» PROVIDED RECORDS
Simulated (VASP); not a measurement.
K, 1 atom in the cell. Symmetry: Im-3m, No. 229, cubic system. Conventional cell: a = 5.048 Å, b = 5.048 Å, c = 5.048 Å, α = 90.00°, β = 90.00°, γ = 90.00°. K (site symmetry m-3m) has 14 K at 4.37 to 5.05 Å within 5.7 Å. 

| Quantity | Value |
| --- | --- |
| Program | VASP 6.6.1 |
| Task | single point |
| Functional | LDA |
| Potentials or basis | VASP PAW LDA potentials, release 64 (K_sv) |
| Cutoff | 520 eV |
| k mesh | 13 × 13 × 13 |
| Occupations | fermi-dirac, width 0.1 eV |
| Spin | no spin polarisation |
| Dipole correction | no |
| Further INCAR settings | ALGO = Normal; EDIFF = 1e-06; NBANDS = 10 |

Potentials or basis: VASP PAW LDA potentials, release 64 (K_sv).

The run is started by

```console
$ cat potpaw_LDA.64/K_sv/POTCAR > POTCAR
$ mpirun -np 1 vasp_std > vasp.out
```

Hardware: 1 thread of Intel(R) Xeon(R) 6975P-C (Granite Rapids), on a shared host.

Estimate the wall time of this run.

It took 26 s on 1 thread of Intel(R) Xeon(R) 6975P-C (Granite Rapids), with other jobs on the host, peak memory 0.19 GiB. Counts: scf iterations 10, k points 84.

» REQUIRED ACTION
Give the material above again, word for word.

» RESULT
Simulated (VASP); not a measurement.
K, 1 atom in the cell. Symmetry: Im-3m, No. 229, cubic system. Conventional cell: a = 5.048 Å, b = 5.048 Å, c = 5.048 Å, α = 90.00°, β = 90.00°, γ = 90.00°. K (site symmetry m-3m) has 14 K at 4.37 to 5.05 Å within 5.7 Å. 

| Quantity | Value |
| --- | --- |
| Program | VASP 6.6.1 |
| Task | single point |
| Functional | LDA |
| Potentials or basis | VASP PAW LDA potentials, release 64 (K_sv) |
| Cutoff | 520 eV |
| k mesh | 13 × 13 × 13 |
| Occupations | fermi-dirac, width 0.1 eV |
| Spin | no spin polarisation |
| Dipole correction | no |
| Further INCAR settings | ALGO = Normal; EDIFF = 1e-06; NBANDS = 10 |

Potentials or basis: VASP PAW LDA potentials, release 64 (K_sv).

The run is started by

```console
$ cat potpaw_LDA.64/K_sv/POTCAR > POTCAR
$ mpirun -np 1 vasp_std > vasp.out
```

Hardware: 1 thread of Intel(R) Xeon(R) 6975P-C (Granite Rapids), on a shared host.

Estimate the wall time of this run.

It took 26 s on 1 thread of Intel(R) Xeon(R) 6975P-C (Granite Rapids), with other jobs on the host, peak memory 0.19 GiB. Counts: scf iterations 10, k points 84.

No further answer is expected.